___ Information shown ___
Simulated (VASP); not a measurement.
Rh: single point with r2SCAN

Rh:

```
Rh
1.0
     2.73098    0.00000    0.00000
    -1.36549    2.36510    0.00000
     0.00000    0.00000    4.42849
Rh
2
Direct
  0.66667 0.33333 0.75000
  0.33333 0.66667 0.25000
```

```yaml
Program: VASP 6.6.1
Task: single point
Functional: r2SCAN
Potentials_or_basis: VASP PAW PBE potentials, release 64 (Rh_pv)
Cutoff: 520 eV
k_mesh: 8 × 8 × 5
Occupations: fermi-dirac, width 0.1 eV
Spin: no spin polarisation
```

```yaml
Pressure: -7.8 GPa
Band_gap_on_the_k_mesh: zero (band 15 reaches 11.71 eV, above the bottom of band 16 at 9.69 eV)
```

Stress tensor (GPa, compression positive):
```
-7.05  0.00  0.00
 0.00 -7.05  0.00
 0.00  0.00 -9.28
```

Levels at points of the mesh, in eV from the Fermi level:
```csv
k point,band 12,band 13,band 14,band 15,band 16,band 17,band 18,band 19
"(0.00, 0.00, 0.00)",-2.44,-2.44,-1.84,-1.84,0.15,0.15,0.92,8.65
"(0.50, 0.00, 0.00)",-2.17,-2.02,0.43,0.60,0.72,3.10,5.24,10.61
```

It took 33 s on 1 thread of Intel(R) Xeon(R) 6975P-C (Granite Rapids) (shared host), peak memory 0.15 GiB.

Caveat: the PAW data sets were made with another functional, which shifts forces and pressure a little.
___

▸ **Exercise**:
The records above are to be given again in full, exactly.

▸ **Exercise response**:
Simulated (VASP); not a measurement.
Rh: single point with r2SCAN

Rh:

```
Rh
1.0
     2.73098    0.00000    0.00000
    -1.36549    2.36510    0.00000
     0.00000    0.00000    4.42849
Rh
2
Direct
  0.66667 0.33333 0.75000
  0.33333 0.66667 0.25000
```

```yaml
Program: VASP 6.6.1
Task: single point
Functional: r2SCAN
Potentials_or_basis: VASP PAW PBE potentials, release 64 (Rh_pv)
Cutoff: 520 eV
k_mesh: 8 × 8 × 5
Occupations: fermi-dirac, width 0.1 eV
Spin: no spin polarisation
```

```yaml
Pressure: -7.8 GPa
Band_gap_on_the_k_mesh: zero (band 15 reaches 11.71 eV, above the bottom of band 16 at 9.69 eV)
```

Stress tensor (GPa, compression positive):
```
-7.05  0.00  0.00
 0.00 -7.05  0.00
 0.00  0.00 -9.28
```

Levels at points of the mesh, in eV from the Fermi level:
```csv
k point,band 12,band 13,band 14,band 15,band 16,band 17,band 18,band 19
"(0.00, 0.00, 0.00)",-2.44,-2.44,-1.84,-1.84,0.15,0.15,0.92,8.65
"(0.50, 0.00, 0.00)",-2.17,-2.02,0.43,0.60,0.72,3.10,5.24,10.61
```

It took 33 s on 1 thread of Intel(R) Xeon(R) 6975P-C (Granite Rapids) (shared host), peak memory 0.15 GiB.

Caveat: the PAW data sets were made with another functional, which shifts forces and pressure a little.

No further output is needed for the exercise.